══════════════════════════════

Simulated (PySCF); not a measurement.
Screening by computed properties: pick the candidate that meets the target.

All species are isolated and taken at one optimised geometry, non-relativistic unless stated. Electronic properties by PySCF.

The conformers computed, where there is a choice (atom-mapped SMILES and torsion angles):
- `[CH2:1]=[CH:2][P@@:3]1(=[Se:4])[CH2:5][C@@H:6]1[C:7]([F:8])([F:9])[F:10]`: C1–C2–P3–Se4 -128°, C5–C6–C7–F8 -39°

══════════════════════════════

_Work instruction_
Type the material above out again, exactly.

_Response_
Simulated (PySCF); not a measurement.
Screening by computed properties: pick the candidate that meets the target.

All species are isolated and taken at one optimised geometry, non-relativistic unless stated. Electronic properties by PySCF.

The conformers computed, where there is a choice (atom-mapped SMILES and torsion angles):
- `[CH2:1]=[CH:2][P@@:3]1(=[Se:4])[CH2:5][C@@H:6]1[C:7]([F:8])([F:9])[F:10]`: C1–C2–P3–Se4 -128°, C5–C6–C7–F8 -39°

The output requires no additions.